• **The data**
****************

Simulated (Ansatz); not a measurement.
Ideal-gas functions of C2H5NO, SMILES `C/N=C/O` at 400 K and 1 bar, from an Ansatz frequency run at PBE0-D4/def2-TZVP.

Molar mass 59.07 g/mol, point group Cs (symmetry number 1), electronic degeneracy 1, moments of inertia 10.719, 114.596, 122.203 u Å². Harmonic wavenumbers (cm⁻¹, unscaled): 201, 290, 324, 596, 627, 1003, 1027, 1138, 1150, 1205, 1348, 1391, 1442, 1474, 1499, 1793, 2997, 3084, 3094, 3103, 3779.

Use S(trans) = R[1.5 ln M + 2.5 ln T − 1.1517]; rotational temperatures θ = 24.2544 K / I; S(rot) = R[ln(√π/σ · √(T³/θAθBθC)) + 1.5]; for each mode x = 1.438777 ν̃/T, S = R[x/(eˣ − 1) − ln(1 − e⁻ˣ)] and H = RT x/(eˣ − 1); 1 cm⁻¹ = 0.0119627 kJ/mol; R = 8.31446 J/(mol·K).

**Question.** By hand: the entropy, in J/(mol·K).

****************

• **Brief**
The response should consist of all the entries, transcribed exactly.

• **Written reply**
Simulated (Ansatz); not a measurement.
Ideal-gas functions of C2H5NO, SMILES `C/N=C/O` at 400 K and 1 bar, from an Ansatz frequency run at PBE0-D4/def2-TZVP.

Molar mass 59.07 g/mol, point group Cs (symmetry number 1), electronic degeneracy 1, moments of inertia 10.719, 114.596, 122.203 u Å². Harmonic wavenumbers (cm⁻¹, unscaled): 201, 290, 324, 596, 627, 1003, 1027, 1138, 1150, 1205, 1348, 1391, 1442, 1474, 1499, 1793, 2997, 3084, 3094, 3103, 3779.

Use S(trans) = R[1.5 ln M + 2.5 ln T − 1.1517]; rotational temperatures θ = 24.2544 K / I; S(rot) = R[ln(√π/σ · √(T³/θAθBθC)) + 1.5]; for each mode x = 1.438777 ν̃/T, S = R[x/(eˣ − 1) − ln(1 − e⁻ˣ)] and H = RT x/(eˣ − 1); 1 cm⁻¹ = 0.0119627 kJ/mol; R = 8.31446 J/(mol·K).

**Question.** By hand: the entropy, in J/(mol·K).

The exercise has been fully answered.